--------------------------------------------------

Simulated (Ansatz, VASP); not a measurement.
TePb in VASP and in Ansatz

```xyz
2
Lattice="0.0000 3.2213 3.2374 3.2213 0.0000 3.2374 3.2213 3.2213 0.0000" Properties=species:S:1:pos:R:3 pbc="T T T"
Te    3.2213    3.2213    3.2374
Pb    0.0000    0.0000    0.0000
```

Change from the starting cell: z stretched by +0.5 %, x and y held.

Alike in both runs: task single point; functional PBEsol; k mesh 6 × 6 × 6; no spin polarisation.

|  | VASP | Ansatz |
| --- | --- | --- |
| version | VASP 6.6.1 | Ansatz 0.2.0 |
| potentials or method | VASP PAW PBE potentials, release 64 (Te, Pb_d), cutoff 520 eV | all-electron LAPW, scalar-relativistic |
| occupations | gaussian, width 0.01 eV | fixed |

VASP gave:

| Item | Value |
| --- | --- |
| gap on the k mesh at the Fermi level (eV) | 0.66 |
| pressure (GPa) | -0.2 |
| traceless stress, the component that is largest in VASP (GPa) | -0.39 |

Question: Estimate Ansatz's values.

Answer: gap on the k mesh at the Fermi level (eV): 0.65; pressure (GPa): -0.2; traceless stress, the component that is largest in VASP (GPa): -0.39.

--------------------------------------------------

Print the first line of the records above and each line after it, exactly, through the line with "Alike in both".

Simulated (Ansatz, VASP); not a measurement.
TePb in VASP and in Ansatz

```xyz
2
Lattice="0.0000 3.2213 3.2374 3.2213 0.0000 3.2374 3.2213 3.2213 0.0000" Properties=species:S:1:pos:R:3 pbc="T T T"
Te    3.2213    3.2213    3.2374
Pb    0.0000    0.0000    0.0000
```

Change from the starting cell: z stretched by +0.5 %, x and y held.

Alike in both runs: task single point; functional PBEsol; k mesh 6 × 6 × 6; no spin polarisation.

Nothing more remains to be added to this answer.